Return the full set of entries exactly. Omit none.

* RECORDED DATA *
════
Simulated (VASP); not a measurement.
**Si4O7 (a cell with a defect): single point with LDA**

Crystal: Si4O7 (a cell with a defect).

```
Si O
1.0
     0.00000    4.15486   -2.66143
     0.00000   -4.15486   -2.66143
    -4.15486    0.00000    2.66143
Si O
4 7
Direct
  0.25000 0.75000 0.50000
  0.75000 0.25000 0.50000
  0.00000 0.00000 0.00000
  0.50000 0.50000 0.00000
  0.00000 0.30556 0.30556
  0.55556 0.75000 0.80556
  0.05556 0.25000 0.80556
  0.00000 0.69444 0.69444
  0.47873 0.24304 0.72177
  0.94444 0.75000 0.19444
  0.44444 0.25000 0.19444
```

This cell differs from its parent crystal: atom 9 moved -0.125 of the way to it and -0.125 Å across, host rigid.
════

* EXERCISE RESPONSE *
Simulated (VASP); not a measurement.
**Si4O7 (a cell with a defect): single point with LDA**

Crystal: Si4O7 (a cell with a defect).

```
Si O
1.0
     0.00000    4.15486   -2.66143
     0.00000   -4.15486   -2.66143
    -4.15486    0.00000    2.66143
Si O
4 7
Direct
  0.25000 0.75000 0.50000
  0.75000 0.25000 0.50000
  0.00000 0.00000 0.00000
  0.50000 0.50000 0.00000
  0.00000 0.30556 0.30556
  0.55556 0.75000 0.80556
  0.05556 0.25000 0.80556
  0.00000 0.69444 0.69444
  0.47873 0.24304 0.72177
  0.94444 0.75000 0.19444
  0.44444 0.25000 0.19444
```

This cell differs from its parent crystal: atom 9 moved -0.125 of the way to it and -0.125 Å across, host rigid.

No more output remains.